● Assigned task
From the first line of the data below, copy each line up to the one containing "From the same", and include that line too.

● Entries shown
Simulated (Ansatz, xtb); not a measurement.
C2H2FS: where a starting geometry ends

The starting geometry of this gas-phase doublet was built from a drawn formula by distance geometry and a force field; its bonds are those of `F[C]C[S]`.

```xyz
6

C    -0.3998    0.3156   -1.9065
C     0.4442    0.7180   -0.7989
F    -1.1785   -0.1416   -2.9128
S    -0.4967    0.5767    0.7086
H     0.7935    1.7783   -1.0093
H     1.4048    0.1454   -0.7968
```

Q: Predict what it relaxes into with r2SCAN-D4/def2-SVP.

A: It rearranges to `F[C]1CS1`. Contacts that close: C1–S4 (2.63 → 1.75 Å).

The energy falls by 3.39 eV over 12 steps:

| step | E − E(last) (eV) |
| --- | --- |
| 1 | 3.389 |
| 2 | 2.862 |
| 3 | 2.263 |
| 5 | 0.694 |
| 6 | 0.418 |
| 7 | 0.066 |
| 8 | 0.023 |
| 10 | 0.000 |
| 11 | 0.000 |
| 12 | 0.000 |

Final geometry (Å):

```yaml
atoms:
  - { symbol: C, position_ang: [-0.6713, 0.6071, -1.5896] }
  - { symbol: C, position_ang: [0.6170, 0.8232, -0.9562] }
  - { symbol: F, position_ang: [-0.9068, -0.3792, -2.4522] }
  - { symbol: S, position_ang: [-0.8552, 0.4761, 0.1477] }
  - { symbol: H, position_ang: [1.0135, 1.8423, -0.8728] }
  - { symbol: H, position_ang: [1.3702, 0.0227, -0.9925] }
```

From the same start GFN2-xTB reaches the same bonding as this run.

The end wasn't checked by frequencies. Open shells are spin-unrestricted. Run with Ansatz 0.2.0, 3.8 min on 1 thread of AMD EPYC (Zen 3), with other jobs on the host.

● Worked solution
Simulated (Ansatz, xtb); not a measurement.
C2H2FS: where a starting geometry ends

The starting geometry of this gas-phase doublet was built from a drawn formula by distance geometry and a force field; its bonds are those of `F[C]C[S]`.

```xyz
6

C    -0.3998    0.3156   -1.9065
C     0.4442    0.7180   -0.7989
F    -1.1785   -0.1416   -2.9128
S    -0.4967    0.5767    0.7086
H     0.7935    1.7783   -1.0093
H     1.4048    0.1454   -0.7968
```

Q: Predict what it relaxes into with r2SCAN-D4/def2-SVP.

A: It rearranges to `F[C]1CS1`. Contacts that close: C1–S4 (2.63 → 1.75 Å).

The energy falls by 3.39 eV over 12 steps:

| step | E − E(last) (eV) |
| --- | --- |
| 1 | 3.389 |
| 2 | 2.862 |
| 3 | 2.263 |
| 5 | 0.694 |
| 6 | 0.418 |
| 7 | 0.066 |
| 8 | 0.023 |
| 10 | 0.000 |
| 11 | 0.000 |
| 12 | 0.000 |

Final geometry (Å):

```yaml
atoms:
  - { symbol: C, position_ang: [-0.6713, 0.6071, -1.5896] }
  - { symbol: C, position_ang: [0.6170, 0.8232, -0.9562] }
  - { symbol: F, position_ang: [-0.9068, -0.3792, -2.4522] }
  - { symbol: S, position_ang: [-0.8552, 0.4761, 0.1477] }
  - { symbol: H, position_ang: [1.0135, 1.8423, -0.8728] }
  - { symbol: H, position_ang: [1.3702, 0.0227, -0.9925] }
```

From the same start GFN2-xTB reaches the same bonding as this run.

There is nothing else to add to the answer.